• **Data for review**
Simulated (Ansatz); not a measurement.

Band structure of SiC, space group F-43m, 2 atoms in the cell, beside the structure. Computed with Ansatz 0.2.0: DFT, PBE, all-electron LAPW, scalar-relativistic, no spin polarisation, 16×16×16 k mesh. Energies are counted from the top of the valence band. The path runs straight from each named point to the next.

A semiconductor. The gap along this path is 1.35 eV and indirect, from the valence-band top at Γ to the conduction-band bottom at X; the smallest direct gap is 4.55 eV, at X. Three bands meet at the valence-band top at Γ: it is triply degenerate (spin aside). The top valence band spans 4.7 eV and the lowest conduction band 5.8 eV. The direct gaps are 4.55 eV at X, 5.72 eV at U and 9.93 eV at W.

• **Work request**
Each record above is to be given again without any change to its wording.

• **Answer box**
Simulated (Ansatz); not a measurement.

Band structure of SiC, space group F-43m, 2 atoms in the cell, beside the structure. Computed with Ansatz 0.2.0: DFT, PBE, all-electron LAPW, scalar-relativistic, no spin polarisation, 16×16×16 k mesh. Energies are counted from the top of the valence band. The path runs straight from each named point to the next.

A semiconductor. The gap along this path is 1.35 eV and indirect, from the valence-band top at Γ to the conduction-band bottom at X; the smallest direct gap is 4.55 eV, at X. Three bands meet at the valence-band top at Γ: it is triply degenerate (spin aside). The top valence band spans 4.7 eV and the lowest conduction band 5.8 eV. The direct gaps are 4.55 eV at X, 5.72 eV at U and 9.93 eV at W.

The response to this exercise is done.